Requirement:
Below are some entries. Repeat exactly the lines from the one with "Alike in all" through the one with "A k mesh can", and only those.

Material supplied:
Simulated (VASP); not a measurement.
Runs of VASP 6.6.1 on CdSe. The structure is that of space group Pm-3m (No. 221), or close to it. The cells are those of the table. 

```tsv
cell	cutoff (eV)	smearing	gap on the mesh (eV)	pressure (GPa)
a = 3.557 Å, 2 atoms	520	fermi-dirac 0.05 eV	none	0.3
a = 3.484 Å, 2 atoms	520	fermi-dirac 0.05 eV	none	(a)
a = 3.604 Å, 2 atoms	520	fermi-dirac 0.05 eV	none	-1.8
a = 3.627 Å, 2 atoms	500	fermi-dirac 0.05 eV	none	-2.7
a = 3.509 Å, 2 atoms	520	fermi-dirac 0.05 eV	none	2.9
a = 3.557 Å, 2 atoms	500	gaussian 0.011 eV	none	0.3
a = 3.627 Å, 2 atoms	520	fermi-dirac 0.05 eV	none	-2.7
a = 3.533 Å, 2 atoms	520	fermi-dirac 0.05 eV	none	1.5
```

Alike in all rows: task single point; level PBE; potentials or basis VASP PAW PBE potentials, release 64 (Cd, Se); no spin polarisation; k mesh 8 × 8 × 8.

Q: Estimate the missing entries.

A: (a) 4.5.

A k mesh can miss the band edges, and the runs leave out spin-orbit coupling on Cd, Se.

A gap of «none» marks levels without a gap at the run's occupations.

Answer box:
Alike in all rows: task single point; level PBE; potentials or basis VASP PAW PBE potentials, release 64 (Cd, Se); no spin polarisation; k mesh 8 × 8 × 8.

Q: Estimate the missing entries.

A: (a) 4.5.

A k mesh can miss the band edges, and the runs leave out spin-orbit coupling on Cd, Se.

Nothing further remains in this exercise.